-------------------------
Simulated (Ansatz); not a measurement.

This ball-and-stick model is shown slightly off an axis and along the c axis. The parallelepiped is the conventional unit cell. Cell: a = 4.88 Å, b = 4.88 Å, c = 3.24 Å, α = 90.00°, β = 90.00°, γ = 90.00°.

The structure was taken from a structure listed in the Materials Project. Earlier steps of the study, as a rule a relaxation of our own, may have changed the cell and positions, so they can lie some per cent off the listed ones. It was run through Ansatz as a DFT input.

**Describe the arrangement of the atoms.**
-------------------------

Assigned task — Every line of the listing should be reproduced exactly.

Exercise answer —
Simulated (Ansatz); not a measurement.

This ball-and-stick model is shown slightly off an axis and along the c axis. The parallelepiped is the conventional unit cell. Cell: a = 4.88 Å, b = 4.88 Å, c = 3.24 Å, α = 90.00°, β = 90.00°, γ = 90.00°.

The structure was taken from a structure listed in the Materials Project. Earlier steps of the study, as a rule a relaxation of our own, may have changed the cell and positions, so they can lie some per cent off the listed ones. It was run through Ansatz as a DFT input.

**Describe the arrangement of the atoms.**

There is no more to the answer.